**** EXERCISE DATA ****

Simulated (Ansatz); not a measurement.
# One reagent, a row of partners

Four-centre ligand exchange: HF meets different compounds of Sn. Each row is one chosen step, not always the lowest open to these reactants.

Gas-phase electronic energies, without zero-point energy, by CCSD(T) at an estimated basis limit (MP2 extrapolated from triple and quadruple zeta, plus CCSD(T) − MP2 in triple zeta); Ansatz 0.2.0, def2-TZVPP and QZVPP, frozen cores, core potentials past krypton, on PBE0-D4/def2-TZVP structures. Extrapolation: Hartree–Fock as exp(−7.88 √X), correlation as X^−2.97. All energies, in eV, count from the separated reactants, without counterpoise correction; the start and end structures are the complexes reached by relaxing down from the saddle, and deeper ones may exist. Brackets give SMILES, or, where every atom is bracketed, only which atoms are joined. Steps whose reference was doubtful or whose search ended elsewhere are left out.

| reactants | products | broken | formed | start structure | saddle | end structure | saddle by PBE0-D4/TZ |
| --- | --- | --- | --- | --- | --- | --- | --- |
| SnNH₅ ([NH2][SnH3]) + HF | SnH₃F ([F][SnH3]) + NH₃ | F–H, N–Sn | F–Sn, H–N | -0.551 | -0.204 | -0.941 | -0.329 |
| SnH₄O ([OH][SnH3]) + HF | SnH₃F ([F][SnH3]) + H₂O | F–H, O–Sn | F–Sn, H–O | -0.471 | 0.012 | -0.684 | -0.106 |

****

▶ [WORK INSTRUCTION]:
Transcribe all of the material above with complete accuracy.

▶ [TASK OUTPUT]:
Simulated (Ansatz); not a measurement.
# One reagent, a row of partners

Four-centre ligand exchange: HF meets different compounds of Sn. Each row is one chosen step, not always the lowest open to these reactants.

Gas-phase electronic energies, without zero-point energy, by CCSD(T) at an estimated basis limit (MP2 extrapolated from triple and quadruple zeta, plus CCSD(T) − MP2 in triple zeta); Ansatz 0.2.0, def2-TZVPP and QZVPP, frozen cores, core potentials past krypton, on PBE0-D4/def2-TZVP structures. Extrapolation: Hartree–Fock as exp(−7.88 √X), correlation as X^−2.97. All energies, in eV, count from the separated reactants, without counterpoise correction; the start and end structures are the complexes reached by relaxing down from the saddle, and deeper ones may exist. Brackets give SMILES, or, where every atom is bracketed, only which atoms are joined. Steps whose reference was doubtful or whose search ended elsewhere are left out.

| reactants | products | broken | formed | start structure | saddle | end structure | saddle by PBE0-D4/TZ |
| --- | --- | --- | --- | --- | --- | --- | --- |
| SnNH₅ ([NH2][SnH3]) + HF | SnH₃F ([F][SnH3]) + NH₃ | F–H, N–Sn | F–Sn, H–N | -0.551 | -0.204 | -0.941 | -0.329 |
| SnH₄O ([OH][SnH3]) + HF | SnH₃F ([F][SnH3]) + H₂O | F–H, O–Sn | F–Sn, H–O | -0.471 | 0.012 | -0.684 | -0.106 |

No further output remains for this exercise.